## ACTION ITEM
Please give back word for word the lines of the material below between the line containing "Calculated with Elk" and the line containing "## Step 1: The starting structure", inclusive.

## DATASET
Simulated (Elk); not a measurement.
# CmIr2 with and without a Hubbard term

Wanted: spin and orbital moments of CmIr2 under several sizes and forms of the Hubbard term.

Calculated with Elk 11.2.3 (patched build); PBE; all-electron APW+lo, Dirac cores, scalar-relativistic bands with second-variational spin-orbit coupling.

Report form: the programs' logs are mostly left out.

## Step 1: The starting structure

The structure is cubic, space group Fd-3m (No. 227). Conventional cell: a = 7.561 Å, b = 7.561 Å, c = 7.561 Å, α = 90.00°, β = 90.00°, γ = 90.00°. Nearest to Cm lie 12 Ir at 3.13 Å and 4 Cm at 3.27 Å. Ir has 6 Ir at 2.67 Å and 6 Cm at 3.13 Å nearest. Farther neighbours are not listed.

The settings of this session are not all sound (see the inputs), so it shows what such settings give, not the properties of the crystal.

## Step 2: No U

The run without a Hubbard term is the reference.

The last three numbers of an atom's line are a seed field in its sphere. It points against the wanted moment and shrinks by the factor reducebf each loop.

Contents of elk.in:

## EXERCISE SOLUTION
Calculated with Elk 11.2.3 (patched build); PBE; all-electron APW+lo, Dirac cores, scalar-relativistic bands with second-variational spin-orbit coupling.

Report form: the programs' logs are mostly left out.

## Step 1: The starting structure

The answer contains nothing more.